- _WORK REQUEST_
Please reproduce exactly the lines from the start of the records through the one containing "## Step 1: Starting point", and nothing more.

─── DATASET ───

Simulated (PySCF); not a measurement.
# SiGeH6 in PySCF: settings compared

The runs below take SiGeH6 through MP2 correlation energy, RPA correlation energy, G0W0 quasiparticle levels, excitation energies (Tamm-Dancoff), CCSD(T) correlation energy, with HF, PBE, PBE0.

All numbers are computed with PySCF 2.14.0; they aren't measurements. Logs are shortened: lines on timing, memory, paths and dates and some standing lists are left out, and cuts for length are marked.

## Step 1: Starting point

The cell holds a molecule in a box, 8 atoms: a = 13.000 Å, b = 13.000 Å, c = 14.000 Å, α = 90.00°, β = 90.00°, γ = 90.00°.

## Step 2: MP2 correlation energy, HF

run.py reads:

───

- _TASK RESPONSE_
Simulated (PySCF); not a measurement.
# SiGeH6 in PySCF: settings compared

The runs below take SiGeH6 through MP2 correlation energy, RPA correlation energy, G0W0 quasiparticle levels, excitation energies (Tamm-Dancoff), CCSD(T) correlation energy, with HF, PBE, PBE0.

All numbers are computed with PySCF 2.14.0; they aren't measurements. Logs are shortened: lines on timing, memory, paths and dates and some standing lists are left out, and cuts for length are marked.

## Step 1: Starting point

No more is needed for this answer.